- - - - - - -
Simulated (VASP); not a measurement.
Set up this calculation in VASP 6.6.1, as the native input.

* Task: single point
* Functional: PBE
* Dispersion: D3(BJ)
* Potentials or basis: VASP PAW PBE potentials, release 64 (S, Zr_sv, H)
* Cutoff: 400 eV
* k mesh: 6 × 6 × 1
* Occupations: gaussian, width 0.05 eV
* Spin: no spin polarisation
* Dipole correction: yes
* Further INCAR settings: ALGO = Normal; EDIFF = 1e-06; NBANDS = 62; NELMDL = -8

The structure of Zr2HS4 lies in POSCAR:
- - - - - - -

Leaving every word in place, output the whole listing above.

Simulated (VASP); not a measurement.
Set up this calculation in VASP 6.6.1, as the native input.

* Task: single point
* Functional: PBE
* Dispersion: D3(BJ)
* Potentials or basis: VASP PAW PBE potentials, release 64 (S, Zr_sv, H)
* Cutoff: 400 eV
* k mesh: 6 × 6 × 1
* Occupations: gaussian, width 0.05 eV
* Spin: no spin polarisation
* Dipole correction: yes
* Further INCAR settings: ALGO = Normal; EDIFF = 1e-06; NBANDS = 62; NELMDL = -8

The structure of Zr2HS4 lies in POSCAR:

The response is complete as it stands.